= INFORMATION PROVIDED =
....
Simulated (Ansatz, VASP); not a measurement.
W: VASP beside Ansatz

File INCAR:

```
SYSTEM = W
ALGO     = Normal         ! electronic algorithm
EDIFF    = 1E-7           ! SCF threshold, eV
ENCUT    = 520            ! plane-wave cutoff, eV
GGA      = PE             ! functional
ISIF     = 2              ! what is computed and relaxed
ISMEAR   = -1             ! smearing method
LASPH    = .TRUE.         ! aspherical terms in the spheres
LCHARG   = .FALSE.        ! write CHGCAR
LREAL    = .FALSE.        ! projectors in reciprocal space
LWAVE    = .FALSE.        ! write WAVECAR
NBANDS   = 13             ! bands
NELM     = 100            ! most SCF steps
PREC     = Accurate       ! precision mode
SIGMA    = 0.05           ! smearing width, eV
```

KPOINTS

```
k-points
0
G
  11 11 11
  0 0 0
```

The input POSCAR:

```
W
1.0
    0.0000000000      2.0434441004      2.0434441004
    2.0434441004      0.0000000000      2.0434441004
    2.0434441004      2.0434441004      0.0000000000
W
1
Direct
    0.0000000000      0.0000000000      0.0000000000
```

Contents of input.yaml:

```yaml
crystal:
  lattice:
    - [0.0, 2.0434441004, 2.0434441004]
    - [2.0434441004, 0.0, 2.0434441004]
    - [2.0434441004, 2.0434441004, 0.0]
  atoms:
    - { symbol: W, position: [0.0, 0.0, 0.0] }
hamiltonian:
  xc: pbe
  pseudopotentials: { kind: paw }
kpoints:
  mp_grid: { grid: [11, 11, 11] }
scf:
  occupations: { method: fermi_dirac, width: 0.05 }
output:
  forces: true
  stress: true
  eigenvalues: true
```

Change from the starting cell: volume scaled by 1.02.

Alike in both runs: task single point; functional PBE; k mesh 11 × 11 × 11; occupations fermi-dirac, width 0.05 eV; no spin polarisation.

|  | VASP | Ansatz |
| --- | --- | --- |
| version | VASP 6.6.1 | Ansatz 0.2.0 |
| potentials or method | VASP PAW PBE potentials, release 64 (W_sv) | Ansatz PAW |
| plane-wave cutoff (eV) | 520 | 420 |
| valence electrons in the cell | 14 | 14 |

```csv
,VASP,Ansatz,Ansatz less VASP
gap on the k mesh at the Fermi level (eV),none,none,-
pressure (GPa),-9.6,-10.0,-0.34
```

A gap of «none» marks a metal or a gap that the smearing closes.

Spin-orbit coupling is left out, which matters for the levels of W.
....

Starting with the first line of the records, repeat every line up to and including the one containing "Change from the", and nothing else.

= SOLUTION =
Simulated (Ansatz, VASP); not a measurement.
W: VASP beside Ansatz

File INCAR:

```
SYSTEM = W
ALGO     = Normal         ! electronic algorithm
EDIFF    = 1E-7           ! SCF threshold, eV
ENCUT    = 520            ! plane-wave cutoff, eV
GGA      = PE             ! functional
ISIF     = 2              ! what is computed and relaxed
ISMEAR   = -1             ! smearing method
LASPH    = .TRUE.         ! aspherical terms in the spheres
LCHARG   = .FALSE.        ! write CHGCAR
LREAL    = .FALSE.        ! projectors in reciprocal space
LWAVE    = .FALSE.        ! write WAVECAR
NBANDS   = 13             ! bands
NELM     = 100            ! most SCF steps
PREC     = Accurate       ! precision mode
SIGMA    = 0.05           ! smearing width, eV
```

KPOINTS

```
k-points
0
G
  11 11 11
  0 0 0
```

The input POSCAR:

```
W
1.0
    0.0000000000      2.0434441004      2.0434441004
    2.0434441004      0.0000000000      2.0434441004
    2.0434441004      2.0434441004      0.0000000000
W
1
Direct
    0.0000000000      0.0000000000      0.0000000000
```

Contents of input.yaml:

```yaml
crystal:
  lattice:
    - [0.0, 2.0434441004, 2.0434441004]
    - [2.0434441004, 0.0, 2.0434441004]
    - [2.0434441004, 2.0434441004, 0.0]
  atoms:
    - { symbol: W, position: [0.0, 0.0, 0.0] }
hamiltonian:
  xc: pbe
  pseudopotentials: { kind: paw }
kpoints:
  mp_grid: { grid: [11, 11, 11] }
scf:
  occupations: { method: fermi_dirac, width: 0.05 }
output:
  forces: true
  stress: true
  eigenvalues: true
```

Change from the starting cell: volume scaled by 1.02.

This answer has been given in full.